GIVEN DATA -
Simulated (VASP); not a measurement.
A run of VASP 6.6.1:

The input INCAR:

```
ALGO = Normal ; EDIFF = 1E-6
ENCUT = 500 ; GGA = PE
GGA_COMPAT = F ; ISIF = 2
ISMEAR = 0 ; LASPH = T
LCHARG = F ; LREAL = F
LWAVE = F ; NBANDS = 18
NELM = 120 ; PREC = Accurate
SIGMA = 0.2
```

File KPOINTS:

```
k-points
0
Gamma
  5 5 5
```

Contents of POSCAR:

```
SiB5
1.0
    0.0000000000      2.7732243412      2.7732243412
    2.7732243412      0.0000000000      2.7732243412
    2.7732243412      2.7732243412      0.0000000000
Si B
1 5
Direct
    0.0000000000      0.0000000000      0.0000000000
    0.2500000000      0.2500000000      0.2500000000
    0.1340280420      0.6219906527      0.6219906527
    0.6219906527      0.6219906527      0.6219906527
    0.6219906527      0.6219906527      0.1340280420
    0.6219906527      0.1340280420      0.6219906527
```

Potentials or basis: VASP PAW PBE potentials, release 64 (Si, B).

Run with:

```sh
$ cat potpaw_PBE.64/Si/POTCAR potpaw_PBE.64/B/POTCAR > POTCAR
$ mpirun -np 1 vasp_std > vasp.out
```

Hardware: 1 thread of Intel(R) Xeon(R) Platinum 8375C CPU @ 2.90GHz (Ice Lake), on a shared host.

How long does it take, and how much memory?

BRIEF -
Both end lines included, restate word for word the lines above from the line with "Potentials or basis: VASP" to the line with "Hardware: 1 thread", and nothing else.

WRITTEN REPLY -
Potentials or basis: VASP PAW PBE potentials, release 64 (Si, B).

Run with:

```sh
$ cat potpaw_PBE.64/Si/POTCAR potpaw_PBE.64/B/POTCAR > POTCAR
$ mpirun -np 1 vasp_std > vasp.out
```

Hardware: 1 thread of Intel(R) Xeon(R) Platinum 8375C CPU @ 2.90GHz (Ice Lake), on a shared host.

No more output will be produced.